### WORK TASK
Set down, exactly, every line from the top of the listing through the one holding "Problem. Write the".

***** DATA RECORDS *****

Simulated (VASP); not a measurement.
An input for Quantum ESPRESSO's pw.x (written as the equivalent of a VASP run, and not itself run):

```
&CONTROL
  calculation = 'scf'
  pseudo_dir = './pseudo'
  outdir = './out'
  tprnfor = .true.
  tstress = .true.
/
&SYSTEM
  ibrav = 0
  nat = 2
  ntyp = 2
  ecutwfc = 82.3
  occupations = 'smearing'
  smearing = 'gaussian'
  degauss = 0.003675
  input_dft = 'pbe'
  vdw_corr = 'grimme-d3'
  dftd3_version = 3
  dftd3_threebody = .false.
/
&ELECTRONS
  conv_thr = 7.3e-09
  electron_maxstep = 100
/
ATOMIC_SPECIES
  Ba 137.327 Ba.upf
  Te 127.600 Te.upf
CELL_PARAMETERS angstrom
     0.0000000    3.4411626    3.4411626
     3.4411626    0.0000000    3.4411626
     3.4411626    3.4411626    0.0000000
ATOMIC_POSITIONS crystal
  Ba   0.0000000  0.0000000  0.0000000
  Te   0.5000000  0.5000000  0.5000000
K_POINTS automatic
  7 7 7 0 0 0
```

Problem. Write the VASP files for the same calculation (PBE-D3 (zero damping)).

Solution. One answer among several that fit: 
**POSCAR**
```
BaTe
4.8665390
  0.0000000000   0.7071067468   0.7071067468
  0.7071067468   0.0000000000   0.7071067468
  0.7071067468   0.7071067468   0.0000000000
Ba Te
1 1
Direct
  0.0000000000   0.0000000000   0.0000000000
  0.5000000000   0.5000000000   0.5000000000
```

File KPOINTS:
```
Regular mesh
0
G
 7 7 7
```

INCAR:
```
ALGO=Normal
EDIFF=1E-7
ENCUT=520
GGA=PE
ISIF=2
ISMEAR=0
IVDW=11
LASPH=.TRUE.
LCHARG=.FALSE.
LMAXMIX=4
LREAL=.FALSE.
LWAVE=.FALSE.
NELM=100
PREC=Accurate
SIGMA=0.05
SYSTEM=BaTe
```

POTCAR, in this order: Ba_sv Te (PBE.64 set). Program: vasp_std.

*****

### WRITTEN REPLY
Simulated (VASP); not a measurement.
An input for Quantum ESPRESSO's pw.x (written as the equivalent of a VASP run, and not itself run):

```
&CONTROL
  calculation = 'scf'
  pseudo_dir = './pseudo'
  outdir = './out'
  tprnfor = .true.
  tstress = .true.
/
&SYSTEM
  ibrav = 0
  nat = 2
  ntyp = 2
  ecutwfc = 82.3
  occupations = 'smearing'
  smearing = 'gaussian'
  degauss = 0.003675
  input_dft = 'pbe'
  vdw_corr = 'grimme-d3'
  dftd3_version = 3
  dftd3_threebody = .false.
/
&ELECTRONS
  conv_thr = 7.3e-09
  electron_maxstep = 100
/
ATOMIC_SPECIES
  Ba 137.327 Ba.upf
  Te 127.600 Te.upf
CELL_PARAMETERS angstrom
     0.0000000    3.4411626    3.4411626
     3.4411626    0.0000000    3.4411626
     3.4411626    3.4411626    0.0000000
ATOMIC_POSITIONS crystal
  Ba   0.0000000  0.0000000  0.0000000
  Te   0.5000000  0.5000000  0.5000000
K_POINTS automatic
  7 7 7 0 0 0
```

Problem. Write the VASP files for the same calculation (PBE-D3 (zero damping)).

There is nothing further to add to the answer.